Your task is to reproduce the entries below word for word.

%%
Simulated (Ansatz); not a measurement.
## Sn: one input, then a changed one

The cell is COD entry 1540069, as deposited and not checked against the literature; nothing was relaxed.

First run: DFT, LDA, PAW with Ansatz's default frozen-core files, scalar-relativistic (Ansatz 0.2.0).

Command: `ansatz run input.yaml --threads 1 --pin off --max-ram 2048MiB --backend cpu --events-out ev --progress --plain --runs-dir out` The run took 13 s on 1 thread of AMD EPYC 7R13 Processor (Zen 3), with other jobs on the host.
%%

YOUR SOLUTION -
Simulated (Ansatz); not a measurement.
## Sn: one input, then a changed one

The cell is COD entry 1540069, as deposited and not checked against the literature; nothing was relaxed.

First run: DFT, LDA, PAW with Ansatz's default frozen-core files, scalar-relativistic (Ansatz 0.2.0).

Command: `ansatz run input.yaml --threads 1 --pin off --max-ram 2048MiB --backend cpu --events-out ev --progress --plain --runs-dir out` The run took 13 s on 1 thread of AMD EPYC 7R13 Processor (Zen 3), with other jobs on the host.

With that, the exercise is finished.